** WORK REQUEST **
Can you restate the lines of the entries below, word for word, from the first one through the line that includes "Values are calculated"?

** EXCERPTED RECORDS **
■ ■ ■

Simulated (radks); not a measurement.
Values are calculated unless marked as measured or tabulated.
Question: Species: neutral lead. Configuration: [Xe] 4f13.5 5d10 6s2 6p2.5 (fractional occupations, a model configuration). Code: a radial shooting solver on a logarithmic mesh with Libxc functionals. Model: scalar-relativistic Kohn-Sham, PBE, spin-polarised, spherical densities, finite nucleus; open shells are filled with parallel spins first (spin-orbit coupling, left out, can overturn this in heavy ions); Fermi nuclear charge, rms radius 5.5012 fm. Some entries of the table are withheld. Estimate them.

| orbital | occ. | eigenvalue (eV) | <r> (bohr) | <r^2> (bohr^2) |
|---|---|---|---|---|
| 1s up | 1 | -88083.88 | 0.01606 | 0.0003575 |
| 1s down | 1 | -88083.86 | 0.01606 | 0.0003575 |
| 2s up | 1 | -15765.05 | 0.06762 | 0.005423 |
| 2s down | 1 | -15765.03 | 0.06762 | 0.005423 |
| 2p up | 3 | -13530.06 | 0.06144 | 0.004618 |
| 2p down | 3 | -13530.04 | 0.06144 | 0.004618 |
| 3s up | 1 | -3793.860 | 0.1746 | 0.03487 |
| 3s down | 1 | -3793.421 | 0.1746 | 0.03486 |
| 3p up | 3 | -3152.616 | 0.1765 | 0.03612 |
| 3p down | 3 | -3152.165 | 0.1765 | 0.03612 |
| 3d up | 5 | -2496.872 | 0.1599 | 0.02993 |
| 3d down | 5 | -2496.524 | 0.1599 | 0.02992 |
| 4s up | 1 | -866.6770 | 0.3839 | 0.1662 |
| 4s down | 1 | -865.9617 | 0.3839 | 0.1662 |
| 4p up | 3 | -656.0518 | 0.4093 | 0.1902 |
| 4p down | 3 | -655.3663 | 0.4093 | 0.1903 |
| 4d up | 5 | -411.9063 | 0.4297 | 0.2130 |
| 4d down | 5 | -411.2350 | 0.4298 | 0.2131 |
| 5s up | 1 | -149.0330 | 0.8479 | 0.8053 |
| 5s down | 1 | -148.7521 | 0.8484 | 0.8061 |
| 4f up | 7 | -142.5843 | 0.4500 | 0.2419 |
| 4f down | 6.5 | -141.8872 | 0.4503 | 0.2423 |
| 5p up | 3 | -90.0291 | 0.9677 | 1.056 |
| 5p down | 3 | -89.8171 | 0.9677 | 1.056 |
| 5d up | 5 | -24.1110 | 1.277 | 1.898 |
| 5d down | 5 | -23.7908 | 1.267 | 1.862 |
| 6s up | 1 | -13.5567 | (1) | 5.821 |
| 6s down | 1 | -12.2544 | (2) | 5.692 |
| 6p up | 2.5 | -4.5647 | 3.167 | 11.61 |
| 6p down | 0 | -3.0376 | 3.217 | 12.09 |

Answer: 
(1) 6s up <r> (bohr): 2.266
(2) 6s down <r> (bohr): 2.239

■ ■ ■

** ANSWER AREA **
Simulated (radks); not a measurement.
Values are calculated unless marked as measured or tabulated.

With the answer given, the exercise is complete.